(SUPPLIED MATERIAL begins)

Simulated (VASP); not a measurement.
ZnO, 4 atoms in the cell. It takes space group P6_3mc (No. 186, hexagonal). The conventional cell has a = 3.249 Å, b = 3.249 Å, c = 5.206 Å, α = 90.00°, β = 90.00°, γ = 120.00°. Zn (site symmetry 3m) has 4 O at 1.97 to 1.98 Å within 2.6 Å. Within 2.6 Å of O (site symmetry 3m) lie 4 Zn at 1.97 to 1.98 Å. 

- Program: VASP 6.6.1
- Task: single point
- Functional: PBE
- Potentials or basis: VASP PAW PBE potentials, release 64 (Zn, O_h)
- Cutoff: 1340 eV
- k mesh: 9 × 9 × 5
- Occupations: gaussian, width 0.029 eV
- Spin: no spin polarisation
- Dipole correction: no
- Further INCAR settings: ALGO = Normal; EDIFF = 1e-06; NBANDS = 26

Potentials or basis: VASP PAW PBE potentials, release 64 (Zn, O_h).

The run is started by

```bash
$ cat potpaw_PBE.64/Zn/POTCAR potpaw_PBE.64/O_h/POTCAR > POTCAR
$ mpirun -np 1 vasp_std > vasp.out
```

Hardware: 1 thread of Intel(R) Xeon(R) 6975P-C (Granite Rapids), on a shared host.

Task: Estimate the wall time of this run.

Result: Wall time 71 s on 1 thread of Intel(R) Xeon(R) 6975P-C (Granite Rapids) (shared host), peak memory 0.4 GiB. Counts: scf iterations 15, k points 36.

(SUPPLIED MATERIAL ends)

• BRIEF: Everything from the first line of the records through the line holding "Task: Estimate the wall time of this run." is to be transcribed exactly; leave out all other lines.

• TASK ANSWER:
Simulated (VASP); not a measurement.
ZnO, 4 atoms in the cell. It takes space group P6_3mc (No. 186, hexagonal). The conventional cell has a = 3.249 Å, b = 3.249 Å, c = 5.206 Å, α = 90.00°, β = 90.00°, γ = 120.00°. Zn (site symmetry 3m) has 4 O at 1.97 to 1.98 Å within 2.6 Å. Within 2.6 Å of O (site symmetry 3m) lie 4 Zn at 1.97 to 1.98 Å. 

- Program: VASP 6.6.1
- Task: single point
- Functional: PBE
- Potentials or basis: VASP PAW PBE potentials, release 64 (Zn, O_h)
- Cutoff: 1340 eV
- k mesh: 9 × 9 × 5
- Occupations: gaussian, width 0.029 eV
- Spin: no spin polarisation
- Dipole correction: no
- Further INCAR settings: ALGO = Normal; EDIFF = 1e-06; NBANDS = 26

Potentials or basis: VASP PAW PBE potentials, release 64 (Zn, O_h).

The run is started by

```bash
$ cat potpaw_PBE.64/Zn/POTCAR potpaw_PBE.64/O_h/POTCAR > POTCAR
$ mpirun -np 1 vasp_std > vasp.out
```

Hardware: 1 thread of Intel(R) Xeon(R) 6975P-C (Granite Rapids), on a shared host.

Task: Estimate the wall time of this run.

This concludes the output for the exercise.